-- Supplied data follows --

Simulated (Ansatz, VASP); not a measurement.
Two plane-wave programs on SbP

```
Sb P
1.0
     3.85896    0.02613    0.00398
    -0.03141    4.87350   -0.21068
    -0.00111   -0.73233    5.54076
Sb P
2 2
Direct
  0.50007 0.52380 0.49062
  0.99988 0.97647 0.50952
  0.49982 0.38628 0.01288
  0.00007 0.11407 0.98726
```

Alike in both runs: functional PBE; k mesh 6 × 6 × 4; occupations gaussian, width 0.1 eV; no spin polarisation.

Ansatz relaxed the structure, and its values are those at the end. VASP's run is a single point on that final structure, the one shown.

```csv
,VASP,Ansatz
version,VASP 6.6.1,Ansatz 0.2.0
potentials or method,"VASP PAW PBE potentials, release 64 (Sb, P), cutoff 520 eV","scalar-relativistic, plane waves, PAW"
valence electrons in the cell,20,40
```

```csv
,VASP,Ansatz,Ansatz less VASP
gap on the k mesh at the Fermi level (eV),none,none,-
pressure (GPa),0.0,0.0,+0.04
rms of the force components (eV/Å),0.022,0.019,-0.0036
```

-- Supplied data concluded --

> Assignment
All of the data above needs to be written out again, exactly.

> Answer space
Simulated (Ansatz, VASP); not a measurement.
Two plane-wave programs on SbP

```
Sb P
1.0
     3.85896    0.02613    0.00398
    -0.03141    4.87350   -0.21068
    -0.00111   -0.73233    5.54076
Sb P
2 2
Direct
  0.50007 0.52380 0.49062
  0.99988 0.97647 0.50952
  0.49982 0.38628 0.01288
  0.00007 0.11407 0.98726
```

Alike in both runs: functional PBE; k mesh 6 × 6 × 4; occupations gaussian, width 0.1 eV; no spin polarisation.

Ansatz relaxed the structure, and its values are those at the end. VASP's run is a single point on that final structure, the one shown.

```csv
,VASP,Ansatz
version,VASP 6.6.1,Ansatz 0.2.0
potentials or method,"VASP PAW PBE potentials, release 64 (Sb, P), cutoff 520 eV","scalar-relativistic, plane waves, PAW"
valence electrons in the cell,20,40
```

```csv
,VASP,Ansatz,Ansatz less VASP
gap on the k mesh at the Fermi level (eV),none,none,-
pressure (GPa),0.0,0.0,+0.04
rms of the force components (eV/Å),0.022,0.019,-0.0036
```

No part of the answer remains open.